Give the lines of the material verbatim, from the first line to the line with "spin polarisation |", including both.

Start of DATASET RECORDS
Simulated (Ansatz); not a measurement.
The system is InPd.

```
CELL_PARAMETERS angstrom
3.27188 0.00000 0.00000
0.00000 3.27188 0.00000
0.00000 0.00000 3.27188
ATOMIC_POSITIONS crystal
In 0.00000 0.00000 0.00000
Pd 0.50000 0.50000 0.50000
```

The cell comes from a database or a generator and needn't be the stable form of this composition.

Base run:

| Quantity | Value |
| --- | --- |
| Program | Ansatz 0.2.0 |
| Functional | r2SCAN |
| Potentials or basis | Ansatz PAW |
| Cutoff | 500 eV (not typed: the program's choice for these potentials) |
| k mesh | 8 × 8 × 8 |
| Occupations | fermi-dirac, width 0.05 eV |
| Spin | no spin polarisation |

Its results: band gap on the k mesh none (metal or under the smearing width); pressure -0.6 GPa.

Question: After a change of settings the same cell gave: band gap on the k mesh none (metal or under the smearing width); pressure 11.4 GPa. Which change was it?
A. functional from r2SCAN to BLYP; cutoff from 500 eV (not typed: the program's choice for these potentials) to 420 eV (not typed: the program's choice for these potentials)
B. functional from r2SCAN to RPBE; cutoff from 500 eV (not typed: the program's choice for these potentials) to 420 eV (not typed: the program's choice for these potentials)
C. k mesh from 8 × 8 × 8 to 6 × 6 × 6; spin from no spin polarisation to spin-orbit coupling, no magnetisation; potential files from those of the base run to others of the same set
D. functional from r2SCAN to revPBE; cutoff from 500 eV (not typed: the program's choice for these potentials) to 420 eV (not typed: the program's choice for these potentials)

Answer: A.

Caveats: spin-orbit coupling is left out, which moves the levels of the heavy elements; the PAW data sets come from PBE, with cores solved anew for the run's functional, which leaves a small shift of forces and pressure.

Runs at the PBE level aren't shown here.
End of DATASET RECORDS

TASK SOLUTION
Simulated (Ansatz); not a measurement.
The system is InPd.

```
CELL_PARAMETERS angstrom
3.27188 0.00000 0.00000
0.00000 3.27188 0.00000
0.00000 0.00000 3.27188
ATOMIC_POSITIONS crystal
In 0.00000 0.00000 0.00000
Pd 0.50000 0.50000 0.50000
```

The cell comes from a database or a generator and needn't be the stable form of this composition.

Base run:

| Quantity | Value |
| --- | --- |
| Program | Ansatz 0.2.0 |
| Functional | r2SCAN |
| Potentials or basis | Ansatz PAW |
| Cutoff | 500 eV (not typed: the program's choice for these potentials) |
| k mesh | 8 × 8 × 8 |
| Occupations | fermi-dirac, width 0.05 eV |
| Spin | no spin polarisation |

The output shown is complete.